• **TASK ITEM**: Set down a word-for-word copy of the data below, limited to the lines from the first through the line with "# HfN (PbO type): from".

[DATASET EXCERPTS]

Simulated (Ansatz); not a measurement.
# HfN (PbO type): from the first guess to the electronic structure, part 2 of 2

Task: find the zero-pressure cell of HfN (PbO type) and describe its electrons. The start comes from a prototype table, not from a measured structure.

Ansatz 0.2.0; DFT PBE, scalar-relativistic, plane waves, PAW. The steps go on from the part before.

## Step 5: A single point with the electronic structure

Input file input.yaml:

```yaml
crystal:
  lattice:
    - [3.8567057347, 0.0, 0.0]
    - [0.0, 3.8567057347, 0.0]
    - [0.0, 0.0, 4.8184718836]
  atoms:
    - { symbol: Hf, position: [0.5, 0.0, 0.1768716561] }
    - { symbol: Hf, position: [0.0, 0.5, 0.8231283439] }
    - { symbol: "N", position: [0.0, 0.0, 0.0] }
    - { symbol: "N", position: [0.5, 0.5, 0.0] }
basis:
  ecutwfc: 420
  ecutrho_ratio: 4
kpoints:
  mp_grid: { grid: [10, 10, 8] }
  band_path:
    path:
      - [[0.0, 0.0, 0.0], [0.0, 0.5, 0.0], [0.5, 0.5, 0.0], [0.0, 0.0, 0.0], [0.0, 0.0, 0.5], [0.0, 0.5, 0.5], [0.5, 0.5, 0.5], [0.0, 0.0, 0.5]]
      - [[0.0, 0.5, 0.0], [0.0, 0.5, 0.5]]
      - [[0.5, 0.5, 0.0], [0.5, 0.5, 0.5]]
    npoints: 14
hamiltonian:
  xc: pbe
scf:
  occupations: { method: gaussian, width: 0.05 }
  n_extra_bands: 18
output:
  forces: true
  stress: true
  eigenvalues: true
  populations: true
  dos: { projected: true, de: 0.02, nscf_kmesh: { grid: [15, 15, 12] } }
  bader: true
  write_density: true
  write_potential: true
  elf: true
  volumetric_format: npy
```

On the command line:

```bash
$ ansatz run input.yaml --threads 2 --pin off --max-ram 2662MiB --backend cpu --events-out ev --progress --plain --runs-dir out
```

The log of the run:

[/DATASET EXCERPTS]

• **RESPONSE AREA**:
Simulated (Ansatz); not a measurement.
# HfN (PbO type): from the first guess to the electronic structure, part 2 of 2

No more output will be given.